→ Dataset extract:
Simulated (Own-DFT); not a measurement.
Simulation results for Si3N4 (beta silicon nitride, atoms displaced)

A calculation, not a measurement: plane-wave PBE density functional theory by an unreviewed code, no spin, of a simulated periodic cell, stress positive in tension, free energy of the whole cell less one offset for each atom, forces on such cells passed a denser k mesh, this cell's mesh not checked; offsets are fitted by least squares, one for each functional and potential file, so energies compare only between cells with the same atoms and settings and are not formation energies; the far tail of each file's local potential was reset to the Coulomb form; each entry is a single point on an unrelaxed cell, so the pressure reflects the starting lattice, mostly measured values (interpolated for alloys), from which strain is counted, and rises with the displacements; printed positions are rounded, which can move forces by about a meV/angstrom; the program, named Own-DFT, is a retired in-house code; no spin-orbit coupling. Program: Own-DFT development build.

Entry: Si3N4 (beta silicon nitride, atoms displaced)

→ Required action: Output the first line of the entries above and every line after it, exactly as written, ending with the line that contains "A calculation, not".

→ Problem solution:
Simulated (Own-DFT); not a measurement.
Simulation results for Si3N4 (beta silicon nitride, atoms displaced)

A calculation, not a measurement: plane-wave PBE density functional theory by an unreviewed code, no spin, of a simulated periodic cell, stress positive in tension, free energy of the whole cell less one offset for each atom, forces on such cells passed a denser k mesh, this cell's mesh not checked; offsets are fitted by least squares, one for each functional and potential file, so energies compare only between cells with the same atoms and settings and are not formation energies; the far tail of each file's local potential was reset to the Coulomb form; each entry is a single point on an unrelaxed cell, so the pressure reflects the starting lattice, mostly measured values (interpolated for alloys), from which strain is counted, and rises with the displacements; printed positions are rounded, which can move forces by about a meV/angstrom; the program, named Own-DFT, is a retired in-house code; no spin-orbit coupling. Program: Own-DFT development build.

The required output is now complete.